**Action item:** The lines from the top of the records below through the one containing "Random displacements in Si" are to be transcribed exactly, and nothing else is to be added.

**Raw data:**
========
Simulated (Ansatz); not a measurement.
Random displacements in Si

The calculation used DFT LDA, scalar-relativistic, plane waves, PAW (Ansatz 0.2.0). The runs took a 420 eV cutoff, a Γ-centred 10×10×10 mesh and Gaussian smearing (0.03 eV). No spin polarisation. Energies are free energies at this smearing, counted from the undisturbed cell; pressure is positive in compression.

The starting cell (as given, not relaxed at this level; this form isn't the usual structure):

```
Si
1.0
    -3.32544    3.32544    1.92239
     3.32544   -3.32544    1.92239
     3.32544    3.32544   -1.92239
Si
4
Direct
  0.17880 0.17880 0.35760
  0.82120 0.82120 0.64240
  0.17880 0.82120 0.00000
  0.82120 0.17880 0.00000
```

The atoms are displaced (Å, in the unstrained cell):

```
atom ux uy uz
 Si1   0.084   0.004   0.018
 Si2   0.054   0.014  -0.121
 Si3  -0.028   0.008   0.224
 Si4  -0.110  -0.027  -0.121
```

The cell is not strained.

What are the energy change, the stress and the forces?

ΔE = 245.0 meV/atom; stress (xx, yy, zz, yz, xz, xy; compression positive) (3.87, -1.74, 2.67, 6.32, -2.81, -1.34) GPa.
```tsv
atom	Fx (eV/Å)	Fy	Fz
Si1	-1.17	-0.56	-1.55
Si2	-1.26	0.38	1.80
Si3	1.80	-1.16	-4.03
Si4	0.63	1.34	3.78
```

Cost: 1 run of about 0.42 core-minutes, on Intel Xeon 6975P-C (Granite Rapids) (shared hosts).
========

**Task response:**
Simulated (Ansatz); not a measurement.
Random displacements in Si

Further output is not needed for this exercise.